#### Work item:
For this exercise, please reproduce the records below word for word, from the first line through the line with "Answer: Self-consistency was".

#### Dataset entries:
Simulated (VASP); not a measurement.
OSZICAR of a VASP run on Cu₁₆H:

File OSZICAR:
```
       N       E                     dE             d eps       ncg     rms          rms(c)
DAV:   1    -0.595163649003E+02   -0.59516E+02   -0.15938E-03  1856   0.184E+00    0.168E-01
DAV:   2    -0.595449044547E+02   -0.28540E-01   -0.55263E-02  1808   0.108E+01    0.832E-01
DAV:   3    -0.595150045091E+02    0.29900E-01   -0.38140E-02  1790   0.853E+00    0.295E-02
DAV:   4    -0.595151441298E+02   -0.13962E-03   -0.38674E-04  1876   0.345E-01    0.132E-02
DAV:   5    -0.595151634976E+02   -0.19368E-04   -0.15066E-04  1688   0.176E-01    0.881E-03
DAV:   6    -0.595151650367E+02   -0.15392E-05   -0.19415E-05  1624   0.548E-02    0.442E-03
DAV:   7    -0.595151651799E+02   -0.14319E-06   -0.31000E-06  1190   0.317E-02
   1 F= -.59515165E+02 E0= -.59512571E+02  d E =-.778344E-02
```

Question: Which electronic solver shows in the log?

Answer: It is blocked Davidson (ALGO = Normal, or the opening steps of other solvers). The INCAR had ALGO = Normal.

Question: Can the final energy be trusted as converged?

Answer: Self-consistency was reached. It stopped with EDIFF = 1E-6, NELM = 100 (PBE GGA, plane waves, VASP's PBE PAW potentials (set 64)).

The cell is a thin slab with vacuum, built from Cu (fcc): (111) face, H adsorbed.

#### Response area:
Simulated (VASP); not a measurement.
OSZICAR of a VASP run on Cu₁₆H:

File OSZICAR:
```
       N       E                     dE             d eps       ncg     rms          rms(c)
DAV:   1    -0.595163649003E+02   -0.59516E+02   -0.15938E-03  1856   0.184E+00    0.168E-01
DAV:   2    -0.595449044547E+02   -0.28540E-01   -0.55263E-02  1808   0.108E+01    0.832E-01
DAV:   3    -0.595150045091E+02    0.29900E-01   -0.38140E-02  1790   0.853E+00    0.295E-02
DAV:   4    -0.595151441298E+02   -0.13962E-03   -0.38674E-04  1876   0.345E-01    0.132E-02
DAV:   5    -0.595151634976E+02   -0.19368E-04   -0.15066E-04  1688   0.176E-01    0.881E-03
DAV:   6    -0.595151650367E+02   -0.15392E-05   -0.19415E-05  1624   0.548E-02    0.442E-03
DAV:   7    -0.595151651799E+02   -0.14319E-06   -0.31000E-06  1190   0.317E-02
   1 F= -.59515165E+02 E0= -.59512571E+02  d E =-.778344E-02
```

Question: Which electronic solver shows in the log?

Answer: It is blocked Davidson (ALGO = Normal, or the opening steps of other solvers). The INCAR had ALGO = Normal.

Question: Can the final energy be trusted as converged?

Answer: Self-consistency was reached. It stopped with EDIFF = 1E-6, NELM = 100 (PBE GGA, plane waves, VASP's PBE PAW potentials (set 64)).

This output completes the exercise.